Information shown
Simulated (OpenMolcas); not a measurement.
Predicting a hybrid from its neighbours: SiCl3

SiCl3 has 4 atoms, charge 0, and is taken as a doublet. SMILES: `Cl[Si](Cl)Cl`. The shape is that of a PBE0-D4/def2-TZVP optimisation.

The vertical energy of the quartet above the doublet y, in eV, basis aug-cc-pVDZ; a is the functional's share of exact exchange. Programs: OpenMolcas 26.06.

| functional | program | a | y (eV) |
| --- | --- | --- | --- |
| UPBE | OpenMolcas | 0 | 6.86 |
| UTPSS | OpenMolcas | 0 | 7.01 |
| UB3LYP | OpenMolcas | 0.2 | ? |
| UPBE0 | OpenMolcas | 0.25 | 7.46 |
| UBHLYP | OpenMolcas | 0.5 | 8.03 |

Work request
Return each entry above exactly, leaving none out.

Reply
Simulated (OpenMolcas); not a measurement.
Predicting a hybrid from its neighbours: SiCl3

SiCl3 has 4 atoms, charge 0, and is taken as a doublet. SMILES: `Cl[Si](Cl)Cl`. The shape is that of a PBE0-D4/def2-TZVP optimisation.

The vertical energy of the quartet above the doublet y, in eV, basis aug-cc-pVDZ; a is the functional's share of exact exchange. Programs: OpenMolcas 26.06.

| functional | program | a | y (eV) |
| --- | --- | --- | --- |
| UPBE | OpenMolcas | 0 | 6.86 |
| UTPSS | OpenMolcas | 0 | 7.01 |
| UB3LYP | OpenMolcas | 0.2 | ? |
| UPBE0 | OpenMolcas | 0.25 | 7.46 |
| UBHLYP | OpenMolcas | 0.5 | 8.03 |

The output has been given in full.